====== Material shown
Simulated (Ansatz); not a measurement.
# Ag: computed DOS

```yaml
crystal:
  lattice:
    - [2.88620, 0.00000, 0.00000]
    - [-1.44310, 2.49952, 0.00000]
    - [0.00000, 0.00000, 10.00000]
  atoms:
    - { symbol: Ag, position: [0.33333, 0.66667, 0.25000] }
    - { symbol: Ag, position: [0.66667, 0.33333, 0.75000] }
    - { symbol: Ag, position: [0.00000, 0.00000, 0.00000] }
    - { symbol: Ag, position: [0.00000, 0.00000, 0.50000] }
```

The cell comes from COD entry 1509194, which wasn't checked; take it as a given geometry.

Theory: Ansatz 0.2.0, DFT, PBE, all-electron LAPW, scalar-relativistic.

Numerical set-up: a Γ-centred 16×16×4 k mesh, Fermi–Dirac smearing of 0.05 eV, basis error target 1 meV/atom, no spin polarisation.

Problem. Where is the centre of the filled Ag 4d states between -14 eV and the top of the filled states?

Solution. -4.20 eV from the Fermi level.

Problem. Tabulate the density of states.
============

- _Brief_: Every one of the entries must be printed exactly.

- _Response box_:
Simulated (Ansatz); not a measurement.
# Ag: computed DOS

```yaml
crystal:
  lattice:
    - [2.88620, 0.00000, 0.00000]
    - [-1.44310, 2.49952, 0.00000]
    - [0.00000, 0.00000, 10.00000]
  atoms:
    - { symbol: Ag, position: [0.33333, 0.66667, 0.25000] }
    - { symbol: Ag, position: [0.66667, 0.33333, 0.75000] }
    - { symbol: Ag, position: [0.00000, 0.00000, 0.00000] }
    - { symbol: Ag, position: [0.00000, 0.00000, 0.50000] }
```

The cell comes from COD entry 1509194, which wasn't checked; take it as a given geometry.

Theory: Ansatz 0.2.0, DFT, PBE, all-electron LAPW, scalar-relativistic.

Numerical set-up: a Γ-centred 16×16×4 k mesh, Fermi–Dirac smearing of 0.05 eV, basis error target 1 meV/atom, no spin polarisation.

Problem. Where is the centre of the filled Ag 4d states between -14 eV and the top of the filled states?

Solution. -4.20 eV from the Fermi level.

Problem. Tabulate the density of states.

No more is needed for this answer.